▶ **Assigned task**: Your task is to repeat the entries exactly from their first line through the line with "tblite solves periodic", and to stop there.

Segment Open

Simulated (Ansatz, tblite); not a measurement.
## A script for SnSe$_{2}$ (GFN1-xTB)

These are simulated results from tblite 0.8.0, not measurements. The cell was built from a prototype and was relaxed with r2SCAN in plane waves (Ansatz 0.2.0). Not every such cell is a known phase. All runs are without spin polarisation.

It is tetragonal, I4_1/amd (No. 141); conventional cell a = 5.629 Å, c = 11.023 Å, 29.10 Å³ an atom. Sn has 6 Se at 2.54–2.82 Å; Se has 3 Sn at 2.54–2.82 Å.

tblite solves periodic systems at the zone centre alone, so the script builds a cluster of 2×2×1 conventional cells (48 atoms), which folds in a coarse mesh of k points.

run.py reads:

Segment Closed

▶ **Your solution**:
Simulated (Ansatz, tblite); not a measurement.
## A script for SnSe$_{2}$ (GFN1-xTB)

These are simulated results from tblite 0.8.0, not measurements. The cell was built from a prototype and was relaxed with r2SCAN in plane waves (Ansatz 0.2.0). Not every such cell is a known phase. All runs are without spin polarisation.

It is tetragonal, I4_1/amd (No. 141); conventional cell a = 5.629 Å, c = 11.023 Å, 29.10 Å³ an atom. Sn has 6 Se at 2.54–2.82 Å; Se has 3 Sn at 2.54–2.82 Å.

tblite solves periodic systems at the zone centre alone, so the script builds a cluster of 2×2×1 conventional cells (48 atoms), which folds in a coarse mesh of k points.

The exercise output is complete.